Work item: Start with the first line of the records below. Output each line exactly, ending with the one that contains "the first run**".

Provided records:
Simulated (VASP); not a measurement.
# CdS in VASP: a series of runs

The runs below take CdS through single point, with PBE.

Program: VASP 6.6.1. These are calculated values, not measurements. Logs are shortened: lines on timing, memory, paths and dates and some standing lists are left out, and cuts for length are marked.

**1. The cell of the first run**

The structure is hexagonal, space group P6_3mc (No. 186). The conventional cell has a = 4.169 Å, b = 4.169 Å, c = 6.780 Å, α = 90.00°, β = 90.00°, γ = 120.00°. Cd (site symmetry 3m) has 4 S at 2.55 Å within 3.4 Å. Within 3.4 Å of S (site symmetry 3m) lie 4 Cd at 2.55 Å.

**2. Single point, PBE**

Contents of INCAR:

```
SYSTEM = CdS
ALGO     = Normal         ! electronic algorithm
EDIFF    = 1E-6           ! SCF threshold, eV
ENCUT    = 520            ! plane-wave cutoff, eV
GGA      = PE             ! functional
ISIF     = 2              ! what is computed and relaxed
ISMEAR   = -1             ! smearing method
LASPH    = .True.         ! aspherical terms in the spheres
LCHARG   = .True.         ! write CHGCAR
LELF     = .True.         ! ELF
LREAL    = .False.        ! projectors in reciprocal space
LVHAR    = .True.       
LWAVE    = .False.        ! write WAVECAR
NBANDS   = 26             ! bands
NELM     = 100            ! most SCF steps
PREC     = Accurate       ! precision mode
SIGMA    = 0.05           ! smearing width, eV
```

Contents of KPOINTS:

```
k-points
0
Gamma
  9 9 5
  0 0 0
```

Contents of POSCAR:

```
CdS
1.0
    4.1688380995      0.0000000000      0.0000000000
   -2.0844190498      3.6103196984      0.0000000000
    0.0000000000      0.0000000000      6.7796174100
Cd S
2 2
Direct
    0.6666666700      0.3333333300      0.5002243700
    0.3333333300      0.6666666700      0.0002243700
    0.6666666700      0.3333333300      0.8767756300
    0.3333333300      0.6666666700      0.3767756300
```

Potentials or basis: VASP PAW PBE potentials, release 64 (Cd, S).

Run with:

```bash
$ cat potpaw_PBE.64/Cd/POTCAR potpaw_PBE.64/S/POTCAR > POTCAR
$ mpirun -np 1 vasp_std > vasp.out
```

Expected answer:
Simulated (VASP); not a measurement.
# CdS in VASP: a series of runs

The runs below take CdS through single point, with PBE.

Program: VASP 6.6.1. These are calculated values, not measurements. Logs are shortened: lines on timing, memory, paths and dates and some standing lists are left out, and cuts for length are marked.

**1. The cell of the first run**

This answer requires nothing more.